> [Supplied material]
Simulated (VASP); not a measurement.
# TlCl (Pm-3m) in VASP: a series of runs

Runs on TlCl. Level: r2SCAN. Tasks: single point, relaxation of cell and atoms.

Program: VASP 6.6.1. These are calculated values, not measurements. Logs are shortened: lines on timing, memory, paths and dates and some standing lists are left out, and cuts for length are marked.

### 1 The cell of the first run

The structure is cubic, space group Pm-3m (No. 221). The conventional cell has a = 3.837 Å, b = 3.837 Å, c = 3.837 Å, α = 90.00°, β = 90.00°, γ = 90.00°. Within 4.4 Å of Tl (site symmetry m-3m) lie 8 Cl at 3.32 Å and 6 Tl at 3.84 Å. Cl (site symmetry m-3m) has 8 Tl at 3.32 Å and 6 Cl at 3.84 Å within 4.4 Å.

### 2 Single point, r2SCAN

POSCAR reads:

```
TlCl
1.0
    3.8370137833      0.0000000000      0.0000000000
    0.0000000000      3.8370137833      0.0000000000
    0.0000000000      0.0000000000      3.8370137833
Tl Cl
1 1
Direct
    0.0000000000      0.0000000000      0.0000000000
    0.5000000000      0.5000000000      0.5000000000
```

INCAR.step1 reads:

> [Task item]
From the entries above, restate word for word the lines from the line containing "Runs on TlCl." to the line containing "### 1 The cell of the first run", both ends included, and nothing more.

> [Expected answer]
Runs on TlCl. Level: r2SCAN. Tasks: single point, relaxation of cell and atoms.

Program: VASP 6.6.1. These are calculated values, not measurements. Logs are shortened: lines on timing, memory, paths and dates and some standing lists are left out, and cuts for length are marked.

### 1 The cell of the first run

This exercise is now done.